Assigned task: Nothing is to be altered. Print each record in full.

Recorded information:
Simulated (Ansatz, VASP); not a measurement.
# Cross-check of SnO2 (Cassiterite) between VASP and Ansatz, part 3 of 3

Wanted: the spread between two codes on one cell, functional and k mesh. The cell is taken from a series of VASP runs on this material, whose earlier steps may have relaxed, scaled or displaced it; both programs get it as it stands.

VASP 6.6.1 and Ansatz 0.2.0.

Exercise result:
Simulated (Ansatz, VASP); not a measurement.
# Cross-check of SnO2 (Cassiterite) between VASP and Ansatz, part 3 of 3

Wanted: the spread between two codes on one cell, functional and k mesh. The cell is taken from a series of VASP runs on this material, whose earlier steps may have relaxed, scaled or displaced it; both programs get it as it stands.

VASP 6.6.1 and Ansatz 0.2.0.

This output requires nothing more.